------------------------------------------------------------------------
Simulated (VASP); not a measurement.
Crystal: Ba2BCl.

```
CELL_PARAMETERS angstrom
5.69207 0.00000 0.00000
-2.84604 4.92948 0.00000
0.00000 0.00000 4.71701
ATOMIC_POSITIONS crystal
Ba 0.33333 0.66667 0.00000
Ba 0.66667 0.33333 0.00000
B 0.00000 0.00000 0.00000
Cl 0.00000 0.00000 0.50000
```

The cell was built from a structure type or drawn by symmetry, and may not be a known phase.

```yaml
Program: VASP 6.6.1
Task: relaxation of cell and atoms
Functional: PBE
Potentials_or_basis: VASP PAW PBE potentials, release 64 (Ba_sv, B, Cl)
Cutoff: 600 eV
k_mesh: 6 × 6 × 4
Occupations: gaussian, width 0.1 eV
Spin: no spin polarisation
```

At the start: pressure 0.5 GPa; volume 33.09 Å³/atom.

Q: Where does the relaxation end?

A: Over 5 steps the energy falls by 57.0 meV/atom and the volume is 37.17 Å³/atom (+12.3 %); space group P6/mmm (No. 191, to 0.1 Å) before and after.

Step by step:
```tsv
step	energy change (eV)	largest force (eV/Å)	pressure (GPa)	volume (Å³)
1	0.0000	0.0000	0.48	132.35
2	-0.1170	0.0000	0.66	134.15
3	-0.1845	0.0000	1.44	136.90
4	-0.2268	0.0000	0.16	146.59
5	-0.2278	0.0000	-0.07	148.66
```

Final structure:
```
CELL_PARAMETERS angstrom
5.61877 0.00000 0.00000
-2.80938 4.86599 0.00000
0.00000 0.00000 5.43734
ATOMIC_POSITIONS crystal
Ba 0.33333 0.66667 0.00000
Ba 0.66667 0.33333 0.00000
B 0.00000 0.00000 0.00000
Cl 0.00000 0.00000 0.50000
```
------------------------------------------------------------------------

EXERCISE |
Could you transcribe the entries exactly, from the first line through the line containing "The cell was", and give nothing more?

WRITTEN RESPONSE |
Simulated (VASP); not a measurement.
Crystal: Ba2BCl.

```
CELL_PARAMETERS angstrom
5.69207 0.00000 0.00000
-2.84604 4.92948 0.00000
0.00000 0.00000 4.71701
ATOMIC_POSITIONS crystal
Ba 0.33333 0.66667 0.00000
Ba 0.66667 0.33333 0.00000
B 0.00000 0.00000 0.00000
Cl 0.00000 0.00000 0.50000
```

The cell was built from a structure type or drawn by symmetry, and may not be a known phase.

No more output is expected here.